▶ [Requirement]
Each line of the material must be returned exactly.

Segment Start: Raw data

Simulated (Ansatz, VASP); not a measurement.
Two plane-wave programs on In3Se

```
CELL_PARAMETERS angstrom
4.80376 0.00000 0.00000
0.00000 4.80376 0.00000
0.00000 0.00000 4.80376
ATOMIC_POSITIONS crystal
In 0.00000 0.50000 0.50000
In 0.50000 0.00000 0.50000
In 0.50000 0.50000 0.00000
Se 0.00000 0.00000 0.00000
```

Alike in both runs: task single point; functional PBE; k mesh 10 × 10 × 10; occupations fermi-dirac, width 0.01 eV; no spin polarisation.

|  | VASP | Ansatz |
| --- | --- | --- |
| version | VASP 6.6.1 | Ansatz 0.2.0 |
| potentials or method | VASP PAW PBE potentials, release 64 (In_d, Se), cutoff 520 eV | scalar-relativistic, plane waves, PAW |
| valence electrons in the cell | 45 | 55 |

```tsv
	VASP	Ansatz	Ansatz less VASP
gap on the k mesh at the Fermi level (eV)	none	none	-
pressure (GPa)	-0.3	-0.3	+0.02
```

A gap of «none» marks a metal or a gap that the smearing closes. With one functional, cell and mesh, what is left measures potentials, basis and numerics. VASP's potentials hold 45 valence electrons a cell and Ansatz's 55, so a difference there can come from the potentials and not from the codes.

Segment End: Raw data

▶ [Response box]
Simulated (Ansatz, VASP); not a measurement.
Two plane-wave programs on In3Se

```
CELL_PARAMETERS angstrom
4.80376 0.00000 0.00000
0.00000 4.80376 0.00000
0.00000 0.00000 4.80376
ATOMIC_POSITIONS crystal
In 0.00000 0.50000 0.50000
In 0.50000 0.00000 0.50000
In 0.50000 0.50000 0.00000
Se 0.00000 0.00000 0.00000
```

Alike in both runs: task single point; functional PBE; k mesh 10 × 10 × 10; occupations fermi-dirac, width 0.01 eV; no spin polarisation.

|  | VASP | Ansatz |
| --- | --- | --- |
| version | VASP 6.6.1 | Ansatz 0.2.0 |
| potentials or method | VASP PAW PBE potentials, release 64 (In_d, Se), cutoff 520 eV | scalar-relativistic, plane waves, PAW |
| valence electrons in the cell | 45 | 55 |

```tsv
	VASP	Ansatz	Ansatz less VASP
gap on the k mesh at the Fermi level (eV)	none	none	-
pressure (GPa)	-0.3	-0.3	+0.02
```

A gap of «none» marks a metal or a gap that the smearing closes. With one functional, cell and mesh, what is left measures potentials, basis and numerics. VASP's potentials hold 45 valence electrons a cell and Ansatz's 55, so a difference there can come from the potentials and not from the codes.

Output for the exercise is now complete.